■ Requirement:
Without changing anything, reproduce every record below.

■ Dataset entries:
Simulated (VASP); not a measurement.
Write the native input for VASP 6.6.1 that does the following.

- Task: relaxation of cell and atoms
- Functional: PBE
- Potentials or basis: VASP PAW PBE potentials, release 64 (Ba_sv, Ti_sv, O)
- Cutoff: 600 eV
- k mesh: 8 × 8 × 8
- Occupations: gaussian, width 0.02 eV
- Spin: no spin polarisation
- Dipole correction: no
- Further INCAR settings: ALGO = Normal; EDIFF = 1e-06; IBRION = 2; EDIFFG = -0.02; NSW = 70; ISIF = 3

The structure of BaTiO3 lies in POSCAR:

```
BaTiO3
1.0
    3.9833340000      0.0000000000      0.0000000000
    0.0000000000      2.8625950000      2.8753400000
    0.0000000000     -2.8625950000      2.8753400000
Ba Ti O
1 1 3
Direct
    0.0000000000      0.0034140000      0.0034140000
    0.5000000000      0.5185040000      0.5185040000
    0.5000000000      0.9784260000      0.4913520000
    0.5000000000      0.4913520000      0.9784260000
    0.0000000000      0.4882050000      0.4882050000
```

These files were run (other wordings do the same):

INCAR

■ Written response:
Simulated (VASP); not a measurement.
Write the native input for VASP 6.6.1 that does the following.

- Task: relaxation of cell and atoms
- Functional: PBE
- Potentials or basis: VASP PAW PBE potentials, release 64 (Ba_sv, Ti_sv, O)
- Cutoff: 600 eV
- k mesh: 8 × 8 × 8
- Occupations: gaussian, width 0.02 eV
- Spin: no spin polarisation
- Dipole correction: no
- Further INCAR settings: ALGO = Normal; EDIFF = 1e-06; IBRION = 2; EDIFFG = -0.02; NSW = 70; ISIF = 3

The structure of BaTiO3 lies in POSCAR:

```
BaTiO3
1.0
    3.9833340000      0.0000000000      0.0000000000
    0.0000000000      2.8625950000      2.8753400000
    0.0000000000     -2.8625950000      2.8753400000
Ba Ti O
1 1 3
Direct
    0.0000000000      0.0034140000      0.0034140000
    0.5000000000      0.5185040000      0.5185040000
    0.5000000000      0.9784260000      0.4913520000
    0.5000000000      0.4913520000      0.9784260000
    0.0000000000      0.4882050000      0.4882050000
```

These files were run (other wordings do the same):

INCAR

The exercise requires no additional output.